▶ [AVAILABLE DATA]:
☆ ☆ ☆

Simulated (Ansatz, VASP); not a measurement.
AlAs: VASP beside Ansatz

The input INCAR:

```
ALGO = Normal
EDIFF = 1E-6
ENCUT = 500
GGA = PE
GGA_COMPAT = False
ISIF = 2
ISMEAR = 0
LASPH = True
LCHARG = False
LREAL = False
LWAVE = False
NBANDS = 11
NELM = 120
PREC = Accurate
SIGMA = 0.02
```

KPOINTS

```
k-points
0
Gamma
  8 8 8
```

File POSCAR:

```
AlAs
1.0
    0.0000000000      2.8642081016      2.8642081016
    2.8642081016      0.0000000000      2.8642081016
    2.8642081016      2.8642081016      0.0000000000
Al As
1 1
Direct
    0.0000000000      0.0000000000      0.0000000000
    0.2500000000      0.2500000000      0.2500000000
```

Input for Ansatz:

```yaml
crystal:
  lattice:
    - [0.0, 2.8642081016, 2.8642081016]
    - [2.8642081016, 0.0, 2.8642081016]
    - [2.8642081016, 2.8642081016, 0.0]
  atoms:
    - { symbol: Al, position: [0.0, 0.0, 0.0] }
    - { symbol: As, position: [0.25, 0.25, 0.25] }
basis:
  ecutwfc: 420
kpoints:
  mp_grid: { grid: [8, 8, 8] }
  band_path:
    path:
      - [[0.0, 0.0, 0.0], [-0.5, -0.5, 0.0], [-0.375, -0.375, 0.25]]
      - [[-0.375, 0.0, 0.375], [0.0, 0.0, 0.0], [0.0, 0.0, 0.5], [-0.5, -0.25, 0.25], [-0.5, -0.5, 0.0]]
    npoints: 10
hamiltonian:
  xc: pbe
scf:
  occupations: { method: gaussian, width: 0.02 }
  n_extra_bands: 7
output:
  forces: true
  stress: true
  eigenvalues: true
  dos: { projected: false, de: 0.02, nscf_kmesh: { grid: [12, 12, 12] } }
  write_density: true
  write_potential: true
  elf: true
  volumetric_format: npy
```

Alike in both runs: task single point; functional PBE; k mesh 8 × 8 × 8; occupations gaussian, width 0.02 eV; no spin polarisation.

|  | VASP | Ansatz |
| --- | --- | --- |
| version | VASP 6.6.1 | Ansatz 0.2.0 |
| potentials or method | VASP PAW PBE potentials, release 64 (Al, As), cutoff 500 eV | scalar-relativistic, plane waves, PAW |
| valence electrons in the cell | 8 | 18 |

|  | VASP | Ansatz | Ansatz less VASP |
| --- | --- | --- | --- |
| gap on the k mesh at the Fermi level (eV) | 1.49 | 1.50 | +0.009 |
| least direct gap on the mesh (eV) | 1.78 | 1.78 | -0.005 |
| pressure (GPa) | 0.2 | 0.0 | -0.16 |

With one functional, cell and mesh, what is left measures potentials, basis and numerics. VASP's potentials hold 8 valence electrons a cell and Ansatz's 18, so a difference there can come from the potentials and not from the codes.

☆ ☆ ☆

Word for word, please print every line from the beginning of the records to the line bearing "0.0 | -0.16 |", counting both ends and stopping there.

Simulated (Ansatz, VASP); not a measurement.
AlAs: VASP beside Ansatz

The input INCAR:

```
ALGO = Normal
EDIFF = 1E-6
ENCUT = 500
GGA = PE
GGA_COMPAT = False
ISIF = 2
ISMEAR = 0
LASPH = True
LCHARG = False
LREAL = False
LWAVE = False
NBANDS = 11
NELM = 120
PREC = Accurate
SIGMA = 0.02
```

KPOINTS

```
k-points
0
Gamma
  8 8 8
```

File POSCAR:

```
AlAs
1.0
    0.0000000000      2.8642081016      2.8642081016
    2.8642081016      0.0000000000      2.8642081016
    2.8642081016      2.8642081016      0.0000000000
Al As
1 1
Direct
    0.0000000000      0.0000000000      0.0000000000
    0.2500000000      0.2500000000      0.2500000000
```

Input for Ansatz:

```yaml
crystal:
  lattice:
    - [0.0, 2.8642081016, 2.8642081016]
    - [2.8642081016, 0.0, 2.8642081016]
    - [2.8642081016, 2.8642081016, 0.0]
  atoms:
    - { symbol: Al, position: [0.0, 0.0, 0.0] }
    - { symbol: As, position: [0.25, 0.25, 0.25] }
basis:
  ecutwfc: 420
kpoints:
  mp_grid: { grid: [8, 8, 8] }
  band_path:
    path:
      - [[0.0, 0.0, 0.0], [-0.5, -0.5, 0.0], [-0.375, -0.375, 0.25]]
      - [[-0.375, 0.0, 0.375], [0.0, 0.0, 0.0], [0.0, 0.0, 0.5], [-0.5, -0.25, 0.25], [-0.5, -0.5, 0.0]]
    npoints: 10
hamiltonian:
  xc: pbe
scf:
  occupations: { method: gaussian, width: 0.02 }
  n_extra_bands: 7
output:
  forces: true
  stress: true
  eigenvalues: true
  dos: { projected: false, de: 0.02, nscf_kmesh: { grid: [12, 12, 12] } }
  write_density: true
  write_potential: true
  elf: true
  volumetric_format: npy
```

Alike in both runs: task single point; functional PBE; k mesh 8 × 8 × 8; occupations gaussian, width 0.02 eV; no spin polarisation.

|  | VASP | Ansatz |
| --- | --- | --- |
| version | VASP 6.6.1 | Ansatz 0.2.0 |
| potentials or method | VASP PAW PBE potentials, release 64 (Al, As), cutoff 500 eV | scalar-relativistic, plane waves, PAW |
| valence electrons in the cell | 8 | 18 |

|  | VASP | Ansatz | Ansatz less VASP |
| --- | --- | --- | --- |
| gap on the k mesh at the Fermi level (eV) | 1.49 | 1.50 | +0.009 |
| least direct gap on the mesh (eV) | 1.78 | 1.78 | -0.005 |
| pressure (GPa) | 0.2 | 0.0 | -0.16 |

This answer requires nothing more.